Copy out the records below exactly as they appear.

Segment Open

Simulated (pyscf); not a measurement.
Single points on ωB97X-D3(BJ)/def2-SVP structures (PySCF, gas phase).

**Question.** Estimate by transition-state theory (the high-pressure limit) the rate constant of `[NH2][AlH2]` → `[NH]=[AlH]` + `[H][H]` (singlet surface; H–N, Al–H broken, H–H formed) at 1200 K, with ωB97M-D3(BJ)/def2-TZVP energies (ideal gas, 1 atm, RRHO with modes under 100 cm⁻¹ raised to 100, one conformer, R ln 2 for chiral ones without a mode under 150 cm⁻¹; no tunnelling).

Segment Closed

(Answer box)
Simulated (pyscf); not a measurement.
Single points on ωB97X-D3(BJ)/def2-SVP structures (PySCF, gas phase).

**Question.** Estimate by transition-state theory (the high-pressure limit) the rate constant of `[NH2][AlH2]` → `[NH]=[AlH]` + `[H][H]` (singlet surface; H–N, Al–H broken, H–H formed) at 1200 K, with ωB97M-D3(BJ)/def2-TZVP energies (ideal gas, 1 atm, RRHO with modes under 100 cm⁻¹ raised to 100, one conformer, R ln 2 for chiral ones without a mode under 150 cm⁻¹; no tunnelling).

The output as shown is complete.